* **REQUIREMENT**
Beneath this instruction is a listing; print exactly the lines in it starting at the line that contains "Aim: predict the" and going through the line that contains "One launch serves".

>>>>

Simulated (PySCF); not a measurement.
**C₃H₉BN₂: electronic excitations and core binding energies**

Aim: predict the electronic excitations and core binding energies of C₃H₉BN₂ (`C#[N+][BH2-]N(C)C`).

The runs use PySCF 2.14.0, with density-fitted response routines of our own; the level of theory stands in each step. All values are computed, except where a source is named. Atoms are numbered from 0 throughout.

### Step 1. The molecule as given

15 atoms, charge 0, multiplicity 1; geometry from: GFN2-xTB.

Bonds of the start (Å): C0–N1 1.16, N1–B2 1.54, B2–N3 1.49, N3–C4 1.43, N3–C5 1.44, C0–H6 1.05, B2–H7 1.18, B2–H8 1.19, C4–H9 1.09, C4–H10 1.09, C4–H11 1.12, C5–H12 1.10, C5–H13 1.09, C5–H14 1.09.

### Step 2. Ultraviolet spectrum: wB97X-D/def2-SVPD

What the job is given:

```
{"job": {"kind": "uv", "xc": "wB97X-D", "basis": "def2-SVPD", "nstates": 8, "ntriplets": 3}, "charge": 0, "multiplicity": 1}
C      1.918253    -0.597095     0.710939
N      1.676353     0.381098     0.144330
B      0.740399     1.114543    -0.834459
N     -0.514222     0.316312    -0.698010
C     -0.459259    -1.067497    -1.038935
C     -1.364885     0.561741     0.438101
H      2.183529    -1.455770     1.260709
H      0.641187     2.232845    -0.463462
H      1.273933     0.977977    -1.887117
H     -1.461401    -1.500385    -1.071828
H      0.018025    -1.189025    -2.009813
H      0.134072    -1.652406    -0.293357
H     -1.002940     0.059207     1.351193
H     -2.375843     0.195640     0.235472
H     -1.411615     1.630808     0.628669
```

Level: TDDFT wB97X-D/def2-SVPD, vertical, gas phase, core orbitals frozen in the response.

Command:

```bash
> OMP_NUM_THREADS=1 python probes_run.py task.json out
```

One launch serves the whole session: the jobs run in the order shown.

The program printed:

<<<<

* **EXPECTED ANSWER**
Aim: predict the electronic excitations and core binding energies of C₃H₉BN₂ (`C#[N+][BH2-]N(C)C`).

The runs use PySCF 2.14.0, with density-fitted response routines of our own; the level of theory stands in each step. All values are computed, except where a source is named. Atoms are numbered from 0 throughout.

### Step 1. The molecule as given

15 atoms, charge 0, multiplicity 1; geometry from: GFN2-xTB.

Bonds of the start (Å): C0–N1 1.16, N1–B2 1.54, B2–N3 1.49, N3–C4 1.43, N3–C5 1.44, C0–H6 1.05, B2–H7 1.18, B2–H8 1.19, C4–H9 1.09, C4–H10 1.09, C4–H11 1.12, C5–H12 1.10, C5–H13 1.09, C5–H14 1.09.

### Step 2. Ultraviolet spectrum: wB97X-D/def2-SVPD

What the job is given:

```
{"job": {"kind": "uv", "xc": "wB97X-D", "basis": "def2-SVPD", "nstates": 8, "ntriplets": 3}, "charge": 0, "multiplicity": 1}
C      1.918253    -0.597095     0.710939
N      1.676353     0.381098     0.144330
B      0.740399     1.114543    -0.834459
N     -0.514222     0.316312    -0.698010
C     -0.459259    -1.067497    -1.038935
C     -1.364885     0.561741     0.438101
H      2.183529    -1.455770     1.260709
H      0.641187     2.232845    -0.463462
H      1.273933     0.977977    -1.887117
H     -1.461401    -1.500385    -1.071828
H      0.018025    -1.189025    -2.009813
H      0.134072    -1.652406    -0.293357
H     -1.002940     0.059207     1.351193
H     -2.375843     0.195640     0.235472
H     -1.411615     1.630808     0.628669
```

Level: TDDFT wB97X-D/def2-SVPD, vertical, gas phase, core orbitals frozen in the response.

Command:

```bash
> OMP_NUM_THREADS=1 python probes_run.py task.json out
```

One launch serves the whole session: the jobs run in the order shown.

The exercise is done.